ASSIGNED TASK: Copy out each line of the material below with no changes.

•••
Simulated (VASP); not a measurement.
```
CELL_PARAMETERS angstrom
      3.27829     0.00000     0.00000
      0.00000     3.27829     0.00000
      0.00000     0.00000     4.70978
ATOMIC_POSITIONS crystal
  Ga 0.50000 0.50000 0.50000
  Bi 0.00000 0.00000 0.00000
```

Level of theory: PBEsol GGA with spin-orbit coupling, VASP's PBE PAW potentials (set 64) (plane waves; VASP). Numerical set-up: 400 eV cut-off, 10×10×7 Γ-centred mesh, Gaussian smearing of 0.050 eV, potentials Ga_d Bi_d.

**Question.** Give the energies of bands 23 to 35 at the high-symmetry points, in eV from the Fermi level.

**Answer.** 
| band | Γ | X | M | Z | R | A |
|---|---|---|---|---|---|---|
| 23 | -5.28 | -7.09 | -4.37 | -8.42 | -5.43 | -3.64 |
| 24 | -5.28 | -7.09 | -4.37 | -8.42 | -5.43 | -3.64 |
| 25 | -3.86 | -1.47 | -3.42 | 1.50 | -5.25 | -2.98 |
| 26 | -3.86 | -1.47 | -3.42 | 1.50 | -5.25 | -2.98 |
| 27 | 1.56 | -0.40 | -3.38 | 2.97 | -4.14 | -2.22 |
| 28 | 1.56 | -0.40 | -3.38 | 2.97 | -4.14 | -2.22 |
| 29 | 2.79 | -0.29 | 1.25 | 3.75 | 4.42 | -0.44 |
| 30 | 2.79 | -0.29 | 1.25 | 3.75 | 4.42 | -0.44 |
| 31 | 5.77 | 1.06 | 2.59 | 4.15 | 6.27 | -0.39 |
•••

TASK RESULT:
Simulated (VASP); not a measurement.
```
CELL_PARAMETERS angstrom
      3.27829     0.00000     0.00000
      0.00000     3.27829     0.00000
      0.00000     0.00000     4.70978
ATOMIC_POSITIONS crystal
  Ga 0.50000 0.50000 0.50000
  Bi 0.00000 0.00000 0.00000
```

Level of theory: PBEsol GGA with spin-orbit coupling, VASP's PBE PAW potentials (set 64) (plane waves; VASP). Numerical set-up: 400 eV cut-off, 10×10×7 Γ-centred mesh, Gaussian smearing of 0.050 eV, potentials Ga_d Bi_d.

**Question.** Give the energies of bands 23 to 35 at the high-symmetry points, in eV from the Fermi level.

**Answer.** 
| band | Γ | X | M | Z | R | A |
|---|---|---|---|---|---|---|
| 23 | -5.28 | -7.09 | -4.37 | -8.42 | -5.43 | -3.64 |
| 24 | -5.28 | -7.09 | -4.37 | -8.42 | -5.43 | -3.64 |
| 25 | -3.86 | -1.47 | -3.42 | 1.50 | -5.25 | -2.98 |
| 26 | -3.86 | -1.47 | -3.42 | 1.50 | -5.25 | -2.98 |
| 27 | 1.56 | -0.40 | -3.38 | 2.97 | -4.14 | -2.22 |
| 28 | 1.56 | -0.40 | -3.38 | 2.97 | -4.14 | -2.22 |
| 29 | 2.79 | -0.29 | 1.25 | 3.75 | 4.42 | -0.44 |
| 30 | 2.79 | -0.29 | 1.25 | 3.75 | 4.42 | -0.44 |
| 31 | 5.77 | 1.06 | 2.59 | 4.15 | 6.27 | -0.39 |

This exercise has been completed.